§ WORK REQUEST
Please return each line of the listing exactly as given.

§ DATA UNDER STUDY
──────

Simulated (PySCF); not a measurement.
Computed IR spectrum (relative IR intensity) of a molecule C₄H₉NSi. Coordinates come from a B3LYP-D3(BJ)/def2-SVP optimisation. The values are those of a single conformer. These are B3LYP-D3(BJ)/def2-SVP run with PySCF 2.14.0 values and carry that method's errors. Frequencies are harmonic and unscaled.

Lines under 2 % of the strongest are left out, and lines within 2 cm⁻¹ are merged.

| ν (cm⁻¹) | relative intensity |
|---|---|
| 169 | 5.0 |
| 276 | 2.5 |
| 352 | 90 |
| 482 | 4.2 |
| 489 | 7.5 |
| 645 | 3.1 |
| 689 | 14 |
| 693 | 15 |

──────

§ SOLUTION
Simulated (PySCF); not a measurement.
Computed IR spectrum (relative IR intensity) of a molecule C₄H₉NSi. Coordinates come from a B3LYP-D3(BJ)/def2-SVP optimisation. The values are those of a single conformer. These are B3LYP-D3(BJ)/def2-SVP run with PySCF 2.14.0 values and carry that method's errors. Frequencies are harmonic and unscaled.

Lines under 2 % of the strongest are left out, and lines within 2 cm⁻¹ are merged.

| ν (cm⁻¹) | relative intensity |
|---|---|
| 169 | 5.0 |
| 276 | 2.5 |
| 352 | 90 |
| 482 | 4.2 |
| 489 | 7.5 |
| 645 | 3.1 |
| 689 | 14 |
| 693 | 15 |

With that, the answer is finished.